**Extracted information**:
◇ ◇ ◇ ◇

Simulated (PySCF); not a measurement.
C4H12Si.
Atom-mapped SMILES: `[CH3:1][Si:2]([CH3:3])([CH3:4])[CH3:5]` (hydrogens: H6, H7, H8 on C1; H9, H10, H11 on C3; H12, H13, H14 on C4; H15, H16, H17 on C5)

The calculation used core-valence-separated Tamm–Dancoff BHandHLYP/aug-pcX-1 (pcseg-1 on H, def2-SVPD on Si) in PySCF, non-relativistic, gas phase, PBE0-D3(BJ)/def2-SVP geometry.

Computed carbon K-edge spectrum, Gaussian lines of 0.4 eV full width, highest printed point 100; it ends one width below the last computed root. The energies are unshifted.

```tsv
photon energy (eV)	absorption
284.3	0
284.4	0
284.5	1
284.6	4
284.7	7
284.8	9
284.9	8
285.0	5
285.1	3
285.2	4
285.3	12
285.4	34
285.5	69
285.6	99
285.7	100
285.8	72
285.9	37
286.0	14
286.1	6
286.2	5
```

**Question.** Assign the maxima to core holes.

◇ ◇ ◇ ◇

**Brief**: Repeat each line above exactly as it stands.

**Worked solution**:
Simulated (PySCF); not a measurement.
C4H12Si.
Atom-mapped SMILES: `[CH3:1][Si:2]([CH3:3])([CH3:4])[CH3:5]` (hydrogens: H6, H7, H8 on C1; H9, H10, H11 on C3; H12, H13, H14 on C4; H15, H16, H17 on C5)

The calculation used core-valence-separated Tamm–Dancoff BHandHLYP/aug-pcX-1 (pcseg-1 on H, def2-SVPD on Si) in PySCF, non-relativistic, gas phase, PBE0-D3(BJ)/def2-SVP geometry.

Computed carbon K-edge spectrum, Gaussian lines of 0.4 eV full width, highest printed point 100; it ends one width below the last computed root. The energies are unshifted.

```tsv
photon energy (eV)	absorption
284.3	0
284.4	0
284.5	1
284.6	4
284.7	7
284.8	9
284.9	8
285.0	5
285.1	3
285.2	4
285.3	12
285.4	34
285.5	69
285.6	99
285.7	100
285.8	72
285.9	37
286.0	14
286.1	6
286.2	5
```

**Question.** Assign the maxima to core holes.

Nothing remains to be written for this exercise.